Set down every entry once more, character for character.

-- RECORDS SHOWN follows --

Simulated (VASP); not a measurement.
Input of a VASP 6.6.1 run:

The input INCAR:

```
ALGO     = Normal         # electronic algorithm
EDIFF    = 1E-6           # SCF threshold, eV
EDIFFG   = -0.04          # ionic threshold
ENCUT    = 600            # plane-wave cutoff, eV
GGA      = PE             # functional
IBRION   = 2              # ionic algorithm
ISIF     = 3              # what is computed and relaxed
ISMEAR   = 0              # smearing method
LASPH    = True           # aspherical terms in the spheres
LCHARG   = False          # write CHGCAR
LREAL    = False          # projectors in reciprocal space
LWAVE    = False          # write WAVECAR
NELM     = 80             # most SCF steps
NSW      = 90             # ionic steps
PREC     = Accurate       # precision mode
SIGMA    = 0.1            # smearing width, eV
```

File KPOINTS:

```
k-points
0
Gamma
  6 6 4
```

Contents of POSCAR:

-- RECORDS SHOWN concluded --

TASK SOLUTION ▸
Simulated (VASP); not a measurement.
Input of a VASP 6.6.1 run:

The input INCAR:

```
ALGO     = Normal         # electronic algorithm
EDIFF    = 1E-6           # SCF threshold, eV
EDIFFG   = -0.04          # ionic threshold
ENCUT    = 600            # plane-wave cutoff, eV
GGA      = PE             # functional
IBRION   = 2              # ionic algorithm
ISIF     = 3              # what is computed and relaxed
ISMEAR   = 0              # smearing method
LASPH    = True           # aspherical terms in the spheres
LCHARG   = False          # write CHGCAR
LREAL    = False          # projectors in reciprocal space
LWAVE    = False          # write WAVECAR
NELM     = 80             # most SCF steps
NSW      = 90             # ionic steps
PREC     = Accurate       # precision mode
SIGMA    = 0.1            # smearing width, eV
```

File KPOINTS:

```
k-points
0
Gamma
  6 6 4
```

Contents of POSCAR:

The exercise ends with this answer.